•••••
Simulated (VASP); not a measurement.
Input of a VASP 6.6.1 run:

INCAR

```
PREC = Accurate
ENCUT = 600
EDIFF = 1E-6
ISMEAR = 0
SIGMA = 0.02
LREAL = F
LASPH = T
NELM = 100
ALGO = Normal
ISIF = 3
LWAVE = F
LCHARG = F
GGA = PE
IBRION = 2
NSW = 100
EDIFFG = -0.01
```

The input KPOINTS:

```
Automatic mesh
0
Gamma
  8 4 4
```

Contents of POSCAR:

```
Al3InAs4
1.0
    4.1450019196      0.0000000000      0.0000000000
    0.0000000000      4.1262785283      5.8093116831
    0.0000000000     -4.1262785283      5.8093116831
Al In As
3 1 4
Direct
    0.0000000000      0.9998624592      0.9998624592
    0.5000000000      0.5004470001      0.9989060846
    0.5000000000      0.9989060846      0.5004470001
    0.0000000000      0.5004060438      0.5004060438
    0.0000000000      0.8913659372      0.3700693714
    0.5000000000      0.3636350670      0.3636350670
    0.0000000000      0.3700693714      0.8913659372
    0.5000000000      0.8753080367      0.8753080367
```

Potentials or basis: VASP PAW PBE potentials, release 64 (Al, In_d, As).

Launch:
•••••

• Exercise: The reply should contain all of the entries exactly as shown above.

• Worked solution:
Simulated (VASP); not a measurement.
Input of a VASP 6.6.1 run:

INCAR

```
PREC = Accurate
ENCUT = 600
EDIFF = 1E-6
ISMEAR = 0
SIGMA = 0.02
LREAL = F
LASPH = T
NELM = 100
ALGO = Normal
ISIF = 3
LWAVE = F
LCHARG = F
GGA = PE
IBRION = 2
NSW = 100
EDIFFG = -0.01
```

The input KPOINTS:

```
Automatic mesh
0
Gamma
  8 4 4
```

Contents of POSCAR:

```
Al3InAs4
1.0
    4.1450019196      0.0000000000      0.0000000000
    0.0000000000      4.1262785283      5.8093116831
    0.0000000000     -4.1262785283      5.8093116831
Al In As
3 1 4
Direct
    0.0000000000      0.9998624592      0.9998624592
    0.5000000000      0.5004470001      0.9989060846
    0.5000000000      0.9989060846      0.5004470001
    0.0000000000      0.5004060438      0.5004060438
    0.0000000000      0.8913659372      0.3700693714
    0.5000000000      0.3636350670      0.3636350670
    0.0000000000      0.3700693714      0.8913659372
    0.5000000000      0.8753080367      0.8753080367
```

Potentials or basis: VASP PAW PBE potentials, release 64 (Al, In_d, As).

Launch:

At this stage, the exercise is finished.